Assignment: Extract, unchanged, every line from the top of the material below through the line with "(2) Yes, a band crosses the Fermi level.", and no more.

### The data ###
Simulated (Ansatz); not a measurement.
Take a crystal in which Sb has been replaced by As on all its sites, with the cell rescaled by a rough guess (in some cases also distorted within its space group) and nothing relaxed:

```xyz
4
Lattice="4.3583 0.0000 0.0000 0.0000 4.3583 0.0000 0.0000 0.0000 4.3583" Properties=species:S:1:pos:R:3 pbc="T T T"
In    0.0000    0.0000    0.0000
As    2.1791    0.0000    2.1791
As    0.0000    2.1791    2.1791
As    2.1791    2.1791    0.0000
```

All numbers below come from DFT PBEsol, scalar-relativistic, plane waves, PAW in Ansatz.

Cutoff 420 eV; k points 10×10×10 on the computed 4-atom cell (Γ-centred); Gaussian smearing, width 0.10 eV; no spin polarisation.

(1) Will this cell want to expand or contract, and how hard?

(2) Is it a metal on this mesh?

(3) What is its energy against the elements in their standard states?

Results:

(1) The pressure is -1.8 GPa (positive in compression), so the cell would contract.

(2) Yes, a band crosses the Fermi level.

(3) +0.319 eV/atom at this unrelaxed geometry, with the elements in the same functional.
###

Exercise answer:
Simulated (Ansatz); not a measurement.
Take a crystal in which Sb has been replaced by As on all its sites, with the cell rescaled by a rough guess (in some cases also distorted within its space group) and nothing relaxed:

```xyz
4
Lattice="4.3583 0.0000 0.0000 0.0000 4.3583 0.0000 0.0000 0.0000 4.3583" Properties=species:S:1:pos:R:3 pbc="T T T"
In    0.0000    0.0000    0.0000
As    2.1791    0.0000    2.1791
As    0.0000    2.1791    2.1791
As    2.1791    2.1791    0.0000
```

All numbers below come from DFT PBEsol, scalar-relativistic, plane waves, PAW in Ansatz.

Cutoff 420 eV; k points 10×10×10 on the computed 4-atom cell (Γ-centred); Gaussian smearing, width 0.10 eV; no spin polarisation.

(1) Will this cell want to expand or contract, and how hard?

(2) Is it a metal on this mesh?

(3) What is its energy against the elements in their standard states?

Results:

(1) The pressure is -1.8 GPa (positive in compression), so the cell would contract.

(2) Yes, a band crosses the Fermi level.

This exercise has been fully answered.